■ ■ ■ ■
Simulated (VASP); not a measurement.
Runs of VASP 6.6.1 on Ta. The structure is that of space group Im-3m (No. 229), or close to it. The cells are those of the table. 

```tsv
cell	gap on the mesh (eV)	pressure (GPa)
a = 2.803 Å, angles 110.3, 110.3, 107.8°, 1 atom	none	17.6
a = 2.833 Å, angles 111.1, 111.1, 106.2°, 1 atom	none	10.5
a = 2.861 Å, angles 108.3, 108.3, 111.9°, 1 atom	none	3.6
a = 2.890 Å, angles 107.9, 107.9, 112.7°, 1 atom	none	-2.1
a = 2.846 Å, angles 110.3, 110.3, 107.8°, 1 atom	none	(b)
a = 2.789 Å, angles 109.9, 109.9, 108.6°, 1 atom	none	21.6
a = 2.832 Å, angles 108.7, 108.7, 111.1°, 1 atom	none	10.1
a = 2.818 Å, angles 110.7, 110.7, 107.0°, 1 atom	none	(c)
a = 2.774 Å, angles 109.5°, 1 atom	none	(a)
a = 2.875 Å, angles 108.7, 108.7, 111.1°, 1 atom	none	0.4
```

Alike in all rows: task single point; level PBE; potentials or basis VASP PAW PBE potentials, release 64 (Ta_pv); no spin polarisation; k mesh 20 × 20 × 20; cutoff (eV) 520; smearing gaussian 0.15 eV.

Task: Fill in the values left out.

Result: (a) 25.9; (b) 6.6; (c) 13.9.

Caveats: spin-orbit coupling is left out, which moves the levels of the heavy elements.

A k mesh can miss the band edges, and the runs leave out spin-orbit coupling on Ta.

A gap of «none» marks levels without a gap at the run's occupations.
■ ■ ■ ■

WORK ITEM: Working from the material above, retype exactly the lines from the one with "Caveats: spin-orbit coupling" through the one with "A k mesh can", both included, and only those lines.

PROBLEM SOLUTION:
Caveats: spin-orbit coupling is left out, which moves the levels of the heavy elements.

A k mesh can miss the band edges, and the runs leave out spin-orbit coupling on Ta.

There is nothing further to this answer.